● **RECORDS PROVIDED**
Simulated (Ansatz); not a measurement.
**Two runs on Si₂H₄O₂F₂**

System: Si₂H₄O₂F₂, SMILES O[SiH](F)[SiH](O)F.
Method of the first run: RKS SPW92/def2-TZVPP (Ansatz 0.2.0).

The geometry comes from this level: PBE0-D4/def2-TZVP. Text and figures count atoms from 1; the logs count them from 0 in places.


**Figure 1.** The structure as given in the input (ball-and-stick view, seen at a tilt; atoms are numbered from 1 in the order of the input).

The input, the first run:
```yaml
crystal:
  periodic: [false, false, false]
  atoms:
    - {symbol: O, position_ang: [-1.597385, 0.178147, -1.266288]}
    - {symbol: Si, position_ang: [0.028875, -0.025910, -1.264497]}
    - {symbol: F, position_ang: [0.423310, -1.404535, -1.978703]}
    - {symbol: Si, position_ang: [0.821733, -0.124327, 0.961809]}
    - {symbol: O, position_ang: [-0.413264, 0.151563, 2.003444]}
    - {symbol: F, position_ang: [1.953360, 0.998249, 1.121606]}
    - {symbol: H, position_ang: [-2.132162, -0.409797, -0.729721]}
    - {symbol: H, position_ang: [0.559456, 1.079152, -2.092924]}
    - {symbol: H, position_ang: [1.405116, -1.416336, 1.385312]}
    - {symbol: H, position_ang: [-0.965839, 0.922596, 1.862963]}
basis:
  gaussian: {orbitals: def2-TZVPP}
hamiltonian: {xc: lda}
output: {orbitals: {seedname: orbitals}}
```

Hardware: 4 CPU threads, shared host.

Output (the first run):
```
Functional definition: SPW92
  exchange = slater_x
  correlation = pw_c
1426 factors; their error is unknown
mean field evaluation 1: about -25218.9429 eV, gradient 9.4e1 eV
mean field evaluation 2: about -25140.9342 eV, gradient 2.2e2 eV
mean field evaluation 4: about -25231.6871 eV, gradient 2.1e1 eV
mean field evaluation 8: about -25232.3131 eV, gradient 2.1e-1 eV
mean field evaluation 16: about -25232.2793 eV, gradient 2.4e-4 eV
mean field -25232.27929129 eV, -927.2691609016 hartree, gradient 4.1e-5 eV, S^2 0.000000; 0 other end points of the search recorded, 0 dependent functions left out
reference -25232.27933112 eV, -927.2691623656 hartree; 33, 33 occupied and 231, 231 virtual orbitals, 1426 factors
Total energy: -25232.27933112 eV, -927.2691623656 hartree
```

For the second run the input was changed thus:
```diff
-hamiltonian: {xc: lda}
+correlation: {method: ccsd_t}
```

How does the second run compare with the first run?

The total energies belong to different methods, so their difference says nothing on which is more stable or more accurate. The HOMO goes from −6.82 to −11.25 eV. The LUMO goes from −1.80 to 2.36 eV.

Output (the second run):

● **WORK TASK**
In the listing above, locate the line containing "The input, the" and the line containing "The total energies". Transcribe those two lines and everything between them, exactly as written.

● **WRITTEN ANSWER**
The input, the first run:
```yaml
crystal:
  periodic: [false, false, false]
  atoms:
    - {symbol: O, position_ang: [-1.597385, 0.178147, -1.266288]}
    - {symbol: Si, position_ang: [0.028875, -0.025910, -1.264497]}
    - {symbol: F, position_ang: [0.423310, -1.404535, -1.978703]}
    - {symbol: Si, position_ang: [0.821733, -0.124327, 0.961809]}
    - {symbol: O, position_ang: [-0.413264, 0.151563, 2.003444]}
    - {symbol: F, position_ang: [1.953360, 0.998249, 1.121606]}
    - {symbol: H, position_ang: [-2.132162, -0.409797, -0.729721]}
    - {symbol: H, position_ang: [0.559456, 1.079152, -2.092924]}
    - {symbol: H, position_ang: [1.405116, -1.416336, 1.385312]}
    - {symbol: H, position_ang: [-0.965839, 0.922596, 1.862963]}
basis:
  gaussian: {orbitals: def2-TZVPP}
hamiltonian: {xc: lda}
output: {orbitals: {seedname: orbitals}}
```

Hardware: 4 CPU threads, shared host.

Output (the first run):
```
Functional definition: SPW92
  exchange = slater_x
  correlation = pw_c
1426 factors; their error is unknown
mean field evaluation 1: about -25218.9429 eV, gradient 9.4e1 eV
mean field evaluation 2: about -25140.9342 eV, gradient 2.2e2 eV
mean field evaluation 4: about -25231.6871 eV, gradient 2.1e1 eV
mean field evaluation 8: about -25232.3131 eV, gradient 2.1e-1 eV
mean field evaluation 16: about -25232.2793 eV, gradient 2.4e-4 eV
mean field -25232.27929129 eV, -927.2691609016 hartree, gradient 4.1e-5 eV, S^2 0.000000; 0 other end points of the search recorded, 0 dependent functions left out
reference -25232.27933112 eV, -927.2691623656 hartree; 33, 33 occupied and 231, 231 virtual orbitals, 1426 factors
Total energy: -25232.27933112 eV, -927.2691623656 hartree
```

For the second run the input was changed thus:
```diff
-hamiltonian: {xc: lda}
+correlation: {method: ccsd_t}
```

How does the second run compare with the first run?

The total energies belong to different methods, so their difference says nothing on which is more stable or more accurate. The HOMO goes from −6.82 to −11.25 eV. The LUMO goes from −1.80 to 2.36 eV.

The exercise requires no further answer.